▶ Study material:
--
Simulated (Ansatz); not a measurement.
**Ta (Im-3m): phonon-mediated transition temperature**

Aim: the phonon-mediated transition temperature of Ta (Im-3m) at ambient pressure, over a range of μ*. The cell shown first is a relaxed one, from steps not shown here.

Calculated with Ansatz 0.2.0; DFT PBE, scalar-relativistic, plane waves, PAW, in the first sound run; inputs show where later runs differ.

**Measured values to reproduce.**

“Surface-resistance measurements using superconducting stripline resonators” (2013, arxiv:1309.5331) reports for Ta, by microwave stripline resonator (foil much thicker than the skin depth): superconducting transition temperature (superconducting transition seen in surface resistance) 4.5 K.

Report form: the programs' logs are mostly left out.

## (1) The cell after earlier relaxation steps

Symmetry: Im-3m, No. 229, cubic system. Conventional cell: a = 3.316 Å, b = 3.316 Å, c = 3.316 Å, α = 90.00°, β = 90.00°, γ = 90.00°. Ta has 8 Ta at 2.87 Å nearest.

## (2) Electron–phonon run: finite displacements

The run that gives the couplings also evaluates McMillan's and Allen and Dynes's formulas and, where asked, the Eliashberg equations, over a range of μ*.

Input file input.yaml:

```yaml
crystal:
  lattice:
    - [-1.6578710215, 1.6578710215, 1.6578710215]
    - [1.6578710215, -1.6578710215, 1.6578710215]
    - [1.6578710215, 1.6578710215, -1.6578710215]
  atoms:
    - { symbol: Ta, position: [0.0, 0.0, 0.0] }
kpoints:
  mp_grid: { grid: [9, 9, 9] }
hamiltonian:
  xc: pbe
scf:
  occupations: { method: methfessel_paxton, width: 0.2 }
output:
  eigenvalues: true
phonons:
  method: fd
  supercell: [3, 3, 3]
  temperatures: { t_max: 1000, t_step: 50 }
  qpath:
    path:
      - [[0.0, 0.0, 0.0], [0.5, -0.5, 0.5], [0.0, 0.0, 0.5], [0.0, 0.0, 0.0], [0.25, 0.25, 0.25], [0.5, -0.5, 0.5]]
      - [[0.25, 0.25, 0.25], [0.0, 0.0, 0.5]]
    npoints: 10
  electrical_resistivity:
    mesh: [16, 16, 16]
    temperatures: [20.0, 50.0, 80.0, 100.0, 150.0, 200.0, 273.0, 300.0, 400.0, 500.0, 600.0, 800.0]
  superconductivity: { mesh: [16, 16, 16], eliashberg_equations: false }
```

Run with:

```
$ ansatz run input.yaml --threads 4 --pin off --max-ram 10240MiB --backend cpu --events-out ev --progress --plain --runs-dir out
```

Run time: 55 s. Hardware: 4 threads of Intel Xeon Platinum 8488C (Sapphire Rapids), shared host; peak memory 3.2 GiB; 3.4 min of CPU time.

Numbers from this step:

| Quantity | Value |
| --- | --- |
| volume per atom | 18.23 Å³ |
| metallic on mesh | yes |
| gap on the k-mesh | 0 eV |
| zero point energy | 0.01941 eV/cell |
--

▶ Work task: Above are the records; print exactly the lines from the line with "Calculated with Ansatz" to the line with "## (1) The cell", including both, and nothing else.

▶ Exercise response:
Calculated with Ansatz 0.2.0; DFT PBE, scalar-relativistic, plane waves, PAW, in the first sound run; inputs show where later runs differ.

**Measured values to reproduce.**

“Surface-resistance measurements using superconducting stripline resonators” (2013, arxiv:1309.5331) reports for Ta, by microwave stripline resonator (foil much thicker than the skin depth): superconducting transition temperature (superconducting transition seen in surface resistance) 4.5 K.

Report form: the programs' logs are mostly left out.

## (1) The cell after earlier relaxation steps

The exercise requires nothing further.